+++
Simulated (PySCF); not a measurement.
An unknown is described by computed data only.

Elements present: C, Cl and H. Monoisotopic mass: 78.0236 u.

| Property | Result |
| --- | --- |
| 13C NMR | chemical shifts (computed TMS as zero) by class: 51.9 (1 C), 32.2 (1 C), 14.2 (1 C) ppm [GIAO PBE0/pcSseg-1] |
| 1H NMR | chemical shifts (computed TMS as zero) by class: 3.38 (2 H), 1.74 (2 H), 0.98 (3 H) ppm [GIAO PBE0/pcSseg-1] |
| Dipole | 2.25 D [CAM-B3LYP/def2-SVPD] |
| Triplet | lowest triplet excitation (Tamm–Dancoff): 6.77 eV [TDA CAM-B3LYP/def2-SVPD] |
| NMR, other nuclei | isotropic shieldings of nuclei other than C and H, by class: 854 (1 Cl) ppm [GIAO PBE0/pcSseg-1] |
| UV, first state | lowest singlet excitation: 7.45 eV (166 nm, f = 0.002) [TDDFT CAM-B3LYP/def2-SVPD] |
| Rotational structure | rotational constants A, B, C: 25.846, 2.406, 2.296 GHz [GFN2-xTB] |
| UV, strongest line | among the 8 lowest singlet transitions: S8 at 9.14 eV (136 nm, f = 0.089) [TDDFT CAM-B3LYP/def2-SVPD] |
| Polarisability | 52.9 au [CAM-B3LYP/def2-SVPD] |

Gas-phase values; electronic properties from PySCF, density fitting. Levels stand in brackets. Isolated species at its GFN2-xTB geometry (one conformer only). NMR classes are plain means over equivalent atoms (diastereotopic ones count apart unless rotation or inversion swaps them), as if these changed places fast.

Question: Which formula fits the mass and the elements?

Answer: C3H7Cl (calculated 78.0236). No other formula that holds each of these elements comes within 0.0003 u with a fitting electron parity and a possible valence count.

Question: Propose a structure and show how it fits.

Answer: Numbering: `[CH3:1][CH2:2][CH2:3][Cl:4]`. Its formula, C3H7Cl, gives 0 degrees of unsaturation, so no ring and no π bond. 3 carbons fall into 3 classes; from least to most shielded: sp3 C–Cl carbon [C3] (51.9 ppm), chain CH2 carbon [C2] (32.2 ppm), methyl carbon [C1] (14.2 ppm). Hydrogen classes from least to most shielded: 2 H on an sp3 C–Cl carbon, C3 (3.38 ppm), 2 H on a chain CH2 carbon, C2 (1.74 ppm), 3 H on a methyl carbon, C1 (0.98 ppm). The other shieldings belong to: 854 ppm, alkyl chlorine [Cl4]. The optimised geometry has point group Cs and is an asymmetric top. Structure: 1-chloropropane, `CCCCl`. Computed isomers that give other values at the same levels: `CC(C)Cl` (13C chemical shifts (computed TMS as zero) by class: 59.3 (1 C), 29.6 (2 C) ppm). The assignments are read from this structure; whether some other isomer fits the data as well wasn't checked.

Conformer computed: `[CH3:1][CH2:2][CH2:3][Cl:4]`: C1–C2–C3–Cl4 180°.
+++

## WORK ITEM
Transcribe verbatim. Cover the lines from the first line of the entries above to the line containing "Question: Propose a", inclusive.

## TASK RESULT
Simulated (PySCF); not a measurement.
An unknown is described by computed data only.

Elements present: C, Cl and H. Monoisotopic mass: 78.0236 u.

| Property | Result |
| --- | --- |
| 13C NMR | chemical shifts (computed TMS as zero) by class: 51.9 (1 C), 32.2 (1 C), 14.2 (1 C) ppm [GIAO PBE0/pcSseg-1] |
| 1H NMR | chemical shifts (computed TMS as zero) by class: 3.38 (2 H), 1.74 (2 H), 0.98 (3 H) ppm [GIAO PBE0/pcSseg-1] |
| Dipole | 2.25 D [CAM-B3LYP/def2-SVPD] |
| Triplet | lowest triplet excitation (Tamm–Dancoff): 6.77 eV [TDA CAM-B3LYP/def2-SVPD] |
| NMR, other nuclei | isotropic shieldings of nuclei other than C and H, by class: 854 (1 Cl) ppm [GIAO PBE0/pcSseg-1] |
| UV, first state | lowest singlet excitation: 7.45 eV (166 nm, f = 0.002) [TDDFT CAM-B3LYP/def2-SVPD] |
| Rotational structure | rotational constants A, B, C: 25.846, 2.406, 2.296 GHz [GFN2-xTB] |
| UV, strongest line | among the 8 lowest singlet transitions: S8 at 9.14 eV (136 nm, f = 0.089) [TDDFT CAM-B3LYP/def2-SVPD] |
| Polarisability | 52.9 au [CAM-B3LYP/def2-SVPD] |

Gas-phase values; electronic properties from PySCF, density fitting. Levels stand in brackets. Isolated species at its GFN2-xTB geometry (one conformer only). NMR classes are plain means over equivalent atoms (diastereotopic ones count apart unless rotation or inversion swaps them), as if these changed places fast.

Question: Which formula fits the mass and the elements?

Answer: C3H7Cl (calculated 78.0236). No other formula that holds each of these elements comes within 0.0003 u with a fitting electron parity and a possible valence count.

Question: Propose a structure and show how it fits.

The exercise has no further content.